▸ Record excerpts:
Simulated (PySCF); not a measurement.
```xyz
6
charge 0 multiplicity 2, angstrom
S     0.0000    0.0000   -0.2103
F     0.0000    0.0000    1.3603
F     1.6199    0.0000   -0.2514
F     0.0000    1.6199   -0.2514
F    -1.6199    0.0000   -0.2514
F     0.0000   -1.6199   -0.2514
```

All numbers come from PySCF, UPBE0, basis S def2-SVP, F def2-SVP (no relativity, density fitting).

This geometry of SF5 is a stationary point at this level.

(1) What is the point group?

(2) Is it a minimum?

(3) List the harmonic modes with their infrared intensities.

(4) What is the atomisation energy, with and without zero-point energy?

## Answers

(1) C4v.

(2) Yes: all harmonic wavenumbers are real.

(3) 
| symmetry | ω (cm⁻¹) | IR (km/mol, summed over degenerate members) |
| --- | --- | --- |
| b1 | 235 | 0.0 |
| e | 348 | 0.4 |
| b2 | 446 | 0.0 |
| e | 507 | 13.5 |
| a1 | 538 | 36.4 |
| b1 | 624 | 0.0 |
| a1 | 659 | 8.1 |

▸ Work task:
A verbatim version of the complete listing above is to be returned.

▸ Task solution:
Simulated (PySCF); not a measurement.
```xyz
6
charge 0 multiplicity 2, angstrom
S     0.0000    0.0000   -0.2103
F     0.0000    0.0000    1.3603
F     1.6199    0.0000   -0.2514
F     0.0000    1.6199   -0.2514
F    -1.6199    0.0000   -0.2514
F     0.0000   -1.6199   -0.2514
```

All numbers come from PySCF, UPBE0, basis S def2-SVP, F def2-SVP (no relativity, density fitting).

This geometry of SF5 is a stationary point at this level.

(1) What is the point group?

(2) Is it a minimum?

(3) List the harmonic modes with their infrared intensities.

(4) What is the atomisation energy, with and without zero-point energy?

## Answers

(1) C4v.

(2) Yes: all harmonic wavenumbers are real.

(3) 
| symmetry | ω (cm⁻¹) | IR (km/mol, summed over degenerate members) |
| --- | --- | --- |
| b1 | 235 | 0.0 |
| e | 348 | 0.4 |
| b2 | 446 | 0.0 |
| e | 507 | 13.5 |
| a1 | 538 | 36.4 |
| b1 | 624 | 0.0 |
| a1 | 659 | 8.1 |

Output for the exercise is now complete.